EXERCISE
Would you please output the records exactly as they appear below?

DATA UNDER STUDY
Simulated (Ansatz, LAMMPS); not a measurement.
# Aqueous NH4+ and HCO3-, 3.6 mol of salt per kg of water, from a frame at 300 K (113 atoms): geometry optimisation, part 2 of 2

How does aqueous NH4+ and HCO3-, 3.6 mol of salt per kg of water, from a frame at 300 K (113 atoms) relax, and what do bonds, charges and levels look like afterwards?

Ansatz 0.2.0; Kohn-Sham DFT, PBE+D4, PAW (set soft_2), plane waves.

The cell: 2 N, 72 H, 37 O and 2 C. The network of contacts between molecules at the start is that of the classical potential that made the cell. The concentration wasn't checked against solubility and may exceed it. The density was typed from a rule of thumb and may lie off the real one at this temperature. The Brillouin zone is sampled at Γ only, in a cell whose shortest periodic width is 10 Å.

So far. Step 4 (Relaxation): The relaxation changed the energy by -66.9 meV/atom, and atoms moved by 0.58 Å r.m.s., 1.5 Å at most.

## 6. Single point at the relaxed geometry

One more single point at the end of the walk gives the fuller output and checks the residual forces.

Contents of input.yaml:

RESULT
Simulated (Ansatz, LAMMPS); not a measurement.
# Aqueous NH4+ and HCO3-, 3.6 mol of salt per kg of water, from a frame at 300 K (113 atoms): geometry optimisation, part 2 of 2

How does aqueous NH4+ and HCO3-, 3.6 mol of salt per kg of water, from a frame at 300 K (113 atoms) relax, and what do bonds, charges and levels look like afterwards?

Ansatz 0.2.0; Kohn-Sham DFT, PBE+D4, PAW (set soft_2), plane waves.

The cell: 2 N, 72 H, 37 O and 2 C. The network of contacts between molecules at the start is that of the classical potential that made the cell. The concentration wasn't checked against solubility and may exceed it. The density was typed from a rule of thumb and may lie off the real one at this temperature. The Brillouin zone is sampled at Γ only, in a cell whose shortest periodic width is 10 Å.

So far. Step 4 (Relaxation): The relaxation changed the energy by -66.9 meV/atom, and atoms moved by 0.58 Å r.m.s., 1.5 Å at most.

## 6. Single point at the relaxed geometry

One more single point at the end of the walk gives the fuller output and checks the residual forces.

Contents of input.yaml:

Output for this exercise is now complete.